▶ Exercise: Every record below is to be retyped exactly.

▶ Listed entries:
· · · · · · ·

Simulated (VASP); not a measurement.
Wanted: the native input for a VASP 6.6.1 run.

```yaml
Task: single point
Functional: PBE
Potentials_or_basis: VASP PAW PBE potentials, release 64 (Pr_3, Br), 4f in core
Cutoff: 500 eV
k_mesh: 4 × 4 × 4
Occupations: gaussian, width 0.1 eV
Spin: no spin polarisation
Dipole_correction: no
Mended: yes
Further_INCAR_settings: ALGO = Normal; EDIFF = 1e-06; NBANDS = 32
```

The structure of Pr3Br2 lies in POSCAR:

· · · · · · ·

▶ Response:
Simulated (VASP); not a measurement.
Wanted: the native input for a VASP 6.6.1 run.

```yaml
Task: single point
Functional: PBE
Potentials_or_basis: VASP PAW PBE potentials, release 64 (Pr_3, Br), 4f in core
Cutoff: 500 eV
k_mesh: 4 × 4 × 4
Occupations: gaussian, width 0.1 eV
Spin: no spin polarisation
Dipole_correction: no
Mended: yes
Further_INCAR_settings: ALGO = Normal; EDIFF = 1e-06; NBANDS = 32
```

The structure of Pr3Br2 lies in POSCAR:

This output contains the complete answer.